→ **ACTION ITEM**
Your response needs to be the data below, retyped exactly.

##############################

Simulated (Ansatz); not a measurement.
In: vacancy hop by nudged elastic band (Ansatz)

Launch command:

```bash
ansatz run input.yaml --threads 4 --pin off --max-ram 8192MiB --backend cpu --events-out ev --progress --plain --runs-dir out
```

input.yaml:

##############################

→ **ANSWER SECTION**
Simulated (Ansatz); not a measurement.
In: vacancy hop by nudged elastic band (Ansatz)

Launch command:

```bash
ansatz run input.yaml --threads 4 --pin off --max-ram 8192MiB --backend cpu --events-out ev --progress --plain --runs-dir out
```

input.yaml:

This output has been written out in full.